_ _ _ _

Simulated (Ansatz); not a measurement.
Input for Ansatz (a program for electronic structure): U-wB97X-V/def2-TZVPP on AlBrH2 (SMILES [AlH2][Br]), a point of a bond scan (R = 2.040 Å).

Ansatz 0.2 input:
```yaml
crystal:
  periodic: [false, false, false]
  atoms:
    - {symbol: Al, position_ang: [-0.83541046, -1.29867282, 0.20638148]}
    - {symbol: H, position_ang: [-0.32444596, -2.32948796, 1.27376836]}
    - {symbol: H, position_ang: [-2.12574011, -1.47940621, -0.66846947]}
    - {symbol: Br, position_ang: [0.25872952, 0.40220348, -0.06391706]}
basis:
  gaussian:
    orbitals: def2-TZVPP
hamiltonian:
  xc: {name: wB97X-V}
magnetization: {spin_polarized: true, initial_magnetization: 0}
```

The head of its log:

_ _ _ _

## Assigned task
The whole of the material above is to be restated exactly.

## Written answer
Simulated (Ansatz); not a measurement.
Input for Ansatz (a program for electronic structure): U-wB97X-V/def2-TZVPP on AlBrH2 (SMILES [AlH2][Br]), a point of a bond scan (R = 2.040 Å).

Ansatz 0.2 input:
```yaml
crystal:
  periodic: [false, false, false]
  atoms:
    - {symbol: Al, position_ang: [-0.83541046, -1.29867282, 0.20638148]}
    - {symbol: H, position_ang: [-0.32444596, -2.32948796, 1.27376836]}
    - {symbol: H, position_ang: [-2.12574011, -1.47940621, -0.66846947]}
    - {symbol: Br, position_ang: [0.25872952, 0.40220348, -0.06391706]}
basis:
  gaussian:
    orbitals: def2-TZVPP
hamiltonian:
  xc: {name: wB97X-V}
magnetization: {spin_polarized: true, initial_magnetization: 0}
```

The head of its log:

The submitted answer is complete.